[ASSIGNED TASK]:
Copy the lines exactly as they appear, starting with the first line of the records and ending with the line that contains "12 | band 13 |".

[DATA PROVIDED]:
= Beginning of Section =

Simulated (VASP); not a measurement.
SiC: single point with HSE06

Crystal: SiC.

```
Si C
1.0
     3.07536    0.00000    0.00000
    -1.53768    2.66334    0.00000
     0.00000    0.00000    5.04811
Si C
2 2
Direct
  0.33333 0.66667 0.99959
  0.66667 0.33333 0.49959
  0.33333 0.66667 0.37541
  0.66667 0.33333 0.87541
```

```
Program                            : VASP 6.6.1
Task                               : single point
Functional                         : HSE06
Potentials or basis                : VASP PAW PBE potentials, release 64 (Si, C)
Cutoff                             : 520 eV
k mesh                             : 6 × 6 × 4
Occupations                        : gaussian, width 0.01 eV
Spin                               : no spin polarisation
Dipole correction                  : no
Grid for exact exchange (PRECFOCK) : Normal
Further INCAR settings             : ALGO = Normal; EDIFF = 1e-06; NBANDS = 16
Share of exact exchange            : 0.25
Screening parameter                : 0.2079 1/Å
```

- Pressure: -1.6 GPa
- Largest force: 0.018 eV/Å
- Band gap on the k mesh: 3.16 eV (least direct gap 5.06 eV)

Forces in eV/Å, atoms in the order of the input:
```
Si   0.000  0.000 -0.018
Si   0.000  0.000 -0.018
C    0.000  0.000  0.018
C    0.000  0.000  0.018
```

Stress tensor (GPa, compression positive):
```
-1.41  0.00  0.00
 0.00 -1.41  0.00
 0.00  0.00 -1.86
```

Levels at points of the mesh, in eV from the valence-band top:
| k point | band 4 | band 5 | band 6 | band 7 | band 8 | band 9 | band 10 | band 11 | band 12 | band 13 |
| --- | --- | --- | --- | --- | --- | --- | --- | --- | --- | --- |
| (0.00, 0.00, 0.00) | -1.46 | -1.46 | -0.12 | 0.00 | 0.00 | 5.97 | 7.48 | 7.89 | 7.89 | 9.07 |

= End of Section =

[WORKED SOLUTION]:
Simulated (VASP); not a measurement.
SiC: single point with HSE06

Crystal: SiC.

```
Si C
1.0
     3.07536    0.00000    0.00000
    -1.53768    2.66334    0.00000
     0.00000    0.00000    5.04811
Si C
2 2
Direct
  0.33333 0.66667 0.99959
  0.66667 0.33333 0.49959
  0.33333 0.66667 0.37541
  0.66667 0.33333 0.87541
```

```
Program                            : VASP 6.6.1
Task                               : single point
Functional                         : HSE06
Potentials or basis                : VASP PAW PBE potentials, release 64 (Si, C)
Cutoff                             : 520 eV
k mesh                             : 6 × 6 × 4
Occupations                        : gaussian, width 0.01 eV
Spin                               : no spin polarisation
Dipole correction                  : no
Grid for exact exchange (PRECFOCK) : Normal
Further INCAR settings             : ALGO = Normal; EDIFF = 1e-06; NBANDS = 16
Share of exact exchange            : 0.25
Screening parameter                : 0.2079 1/Å
```

- Pressure: -1.6 GPa
- Largest force: 0.018 eV/Å
- Band gap on the k mesh: 3.16 eV (least direct gap 5.06 eV)

Forces in eV/Å, atoms in the order of the input:
```
Si   0.000  0.000 -0.018
Si   0.000  0.000 -0.018
C    0.000  0.000  0.018
C    0.000  0.000  0.018
```

Stress tensor (GPa, compression positive):
```
-1.41  0.00  0.00
 0.00 -1.41  0.00
 0.00  0.00 -1.86
```

Levels at points of the mesh, in eV from the valence-band top:
| k point | band 4 | band 5 | band 6 | band 7 | band 8 | band 9 | band 10 | band 11 | band 12 | band 13 |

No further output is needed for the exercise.